▶ **Required action**
Could you return the full listing, every line exactly as given?

▶ **Listed records**
%%
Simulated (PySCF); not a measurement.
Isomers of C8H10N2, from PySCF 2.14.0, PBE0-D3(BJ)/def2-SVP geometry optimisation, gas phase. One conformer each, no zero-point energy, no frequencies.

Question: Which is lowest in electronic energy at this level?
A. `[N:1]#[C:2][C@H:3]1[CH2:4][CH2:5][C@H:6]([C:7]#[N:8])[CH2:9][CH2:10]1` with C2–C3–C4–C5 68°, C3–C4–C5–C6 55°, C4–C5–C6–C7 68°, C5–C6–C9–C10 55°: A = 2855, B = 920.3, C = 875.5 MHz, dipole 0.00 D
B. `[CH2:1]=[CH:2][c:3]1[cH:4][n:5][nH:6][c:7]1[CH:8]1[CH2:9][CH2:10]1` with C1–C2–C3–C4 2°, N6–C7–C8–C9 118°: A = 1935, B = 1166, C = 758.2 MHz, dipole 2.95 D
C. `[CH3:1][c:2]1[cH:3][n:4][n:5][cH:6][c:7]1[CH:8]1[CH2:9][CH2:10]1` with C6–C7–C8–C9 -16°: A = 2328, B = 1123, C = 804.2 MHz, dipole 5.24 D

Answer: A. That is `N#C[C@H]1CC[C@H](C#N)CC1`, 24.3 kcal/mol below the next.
%%

▶ **Response**
Simulated (PySCF); not a measurement.
Isomers of C8H10N2, from PySCF 2.14.0, PBE0-D3(BJ)/def2-SVP geometry optimisation, gas phase. One conformer each, no zero-point energy, no frequencies.

Question: Which is lowest in electronic energy at this level?
A. `[N:1]#[C:2][C@H:3]1[CH2:4][CH2:5][C@H:6]([C:7]#[N:8])[CH2:9][CH2:10]1` with C2–C3–C4–C5 68°, C3–C4–C5–C6 55°, C4–C5–C6–C7 68°, C5–C6–C9–C10 55°: A = 2855, B = 920.3, C = 875.5 MHz, dipole 0.00 D
B. `[CH2:1]=[CH:2][c:3]1[cH:4][n:5][nH:6][c:7]1[CH:8]1[CH2:9][CH2:10]1` with C1–C2–C3–C4 2°, N6–C7–C8–C9 118°: A = 1935, B = 1166, C = 758.2 MHz, dipole 2.95 D
C. `[CH3:1][c:2]1[cH:3][n:4][n:5][cH:6][c:7]1[CH:8]1[CH2:9][CH2:10]1` with C6–C7–C8–C9 -16°: A = 2328, B = 1123, C = 804.2 MHz, dipole 5.24 D

Answer: A. That is `N#C[C@H]1CC[C@H](C#N)CC1`, 24.3 kcal/mol below the next.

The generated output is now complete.